Print this span of the material below exactly: the line with "How far do functional", the line with "GPAW 26.7.0; GPAW, PAW", and every line between them, but nothing else.

━━━━━━━━
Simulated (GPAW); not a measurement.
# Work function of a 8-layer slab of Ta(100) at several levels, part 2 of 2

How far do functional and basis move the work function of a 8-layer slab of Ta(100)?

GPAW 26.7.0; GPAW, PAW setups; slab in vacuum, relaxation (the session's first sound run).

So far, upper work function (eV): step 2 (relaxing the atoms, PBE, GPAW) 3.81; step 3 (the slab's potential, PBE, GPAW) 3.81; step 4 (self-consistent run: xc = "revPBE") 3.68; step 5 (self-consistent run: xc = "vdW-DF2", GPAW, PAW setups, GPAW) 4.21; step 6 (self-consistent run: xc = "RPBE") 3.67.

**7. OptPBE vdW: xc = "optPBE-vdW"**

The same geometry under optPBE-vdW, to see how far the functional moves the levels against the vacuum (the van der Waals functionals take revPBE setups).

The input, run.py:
━━━━━━━━

[Exercise output]
How far do functional and basis move the work function of a 8-layer slab of Ta(100)?

GPAW 26.7.0; GPAW, PAW setups; slab in vacuum, relaxation (the session's first sound run).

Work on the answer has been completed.